Activity: Among the entries below, take the line with "the highest image?" and the line with "3656, 3660 cm⁻¹.", and output them and every line between them exactly, with nothing else.

Supplied records:
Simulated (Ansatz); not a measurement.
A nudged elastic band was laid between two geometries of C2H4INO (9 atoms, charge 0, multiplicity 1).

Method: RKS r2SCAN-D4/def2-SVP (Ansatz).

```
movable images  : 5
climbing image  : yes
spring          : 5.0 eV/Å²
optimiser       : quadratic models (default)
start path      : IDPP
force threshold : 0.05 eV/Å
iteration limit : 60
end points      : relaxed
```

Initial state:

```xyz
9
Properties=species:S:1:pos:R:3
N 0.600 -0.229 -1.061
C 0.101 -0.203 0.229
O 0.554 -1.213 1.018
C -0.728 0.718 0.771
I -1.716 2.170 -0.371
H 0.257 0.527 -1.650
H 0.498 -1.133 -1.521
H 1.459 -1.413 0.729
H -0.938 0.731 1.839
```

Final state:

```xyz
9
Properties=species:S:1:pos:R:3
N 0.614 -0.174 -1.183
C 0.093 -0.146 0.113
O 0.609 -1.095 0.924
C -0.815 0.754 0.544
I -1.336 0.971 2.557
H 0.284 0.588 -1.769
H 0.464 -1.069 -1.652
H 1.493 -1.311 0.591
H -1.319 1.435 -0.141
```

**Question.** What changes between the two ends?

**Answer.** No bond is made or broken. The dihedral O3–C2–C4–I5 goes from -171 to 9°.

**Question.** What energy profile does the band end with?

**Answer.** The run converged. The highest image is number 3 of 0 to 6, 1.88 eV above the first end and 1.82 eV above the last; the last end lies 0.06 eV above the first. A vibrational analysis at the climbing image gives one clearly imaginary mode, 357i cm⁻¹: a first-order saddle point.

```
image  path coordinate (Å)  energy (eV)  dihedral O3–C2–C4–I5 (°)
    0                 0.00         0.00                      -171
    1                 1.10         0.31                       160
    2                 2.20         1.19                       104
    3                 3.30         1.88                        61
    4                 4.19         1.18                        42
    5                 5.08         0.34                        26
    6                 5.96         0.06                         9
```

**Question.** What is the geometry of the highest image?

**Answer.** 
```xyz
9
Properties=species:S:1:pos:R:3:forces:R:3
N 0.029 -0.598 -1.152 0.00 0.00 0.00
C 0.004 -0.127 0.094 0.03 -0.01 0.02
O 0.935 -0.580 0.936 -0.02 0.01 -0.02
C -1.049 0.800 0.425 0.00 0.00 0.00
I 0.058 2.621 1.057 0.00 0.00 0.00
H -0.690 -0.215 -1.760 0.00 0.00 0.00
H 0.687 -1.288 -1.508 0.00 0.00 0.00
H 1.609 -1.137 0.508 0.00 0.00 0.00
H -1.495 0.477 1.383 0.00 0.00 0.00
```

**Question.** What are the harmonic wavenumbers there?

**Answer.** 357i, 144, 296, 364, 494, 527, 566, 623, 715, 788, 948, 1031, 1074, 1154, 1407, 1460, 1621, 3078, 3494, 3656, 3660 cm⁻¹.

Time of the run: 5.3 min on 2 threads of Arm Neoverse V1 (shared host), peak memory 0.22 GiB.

Written response:
**Question.** What is the geometry of the highest image?

**Answer.** 
```xyz
9
Properties=species:S:1:pos:R:3:forces:R:3
N 0.029 -0.598 -1.152 0.00 0.00 0.00
C 0.004 -0.127 0.094 0.03 -0.01 0.02
O 0.935 -0.580 0.936 -0.02 0.01 -0.02
C -1.049 0.800 0.425 0.00 0.00 0.00
I 0.058 2.621 1.057 0.00 0.00 0.00
H -0.690 -0.215 -1.760 0.00 0.00 0.00
H 0.687 -1.288 -1.508 0.00 0.00 0.00
H 1.609 -1.137 0.508 0.00 0.00 0.00
H -1.495 0.477 1.383 0.00 0.00 0.00
```

**Question.** What are the harmonic wavenumbers there?

**Answer.** 357i, 144, 296, 364, 494, 527, 566, 623, 715, 788, 948, 1031, 1074, 1154, 1407, 1460, 1621, 3078, 3494, 3656, 3660 cm⁻¹.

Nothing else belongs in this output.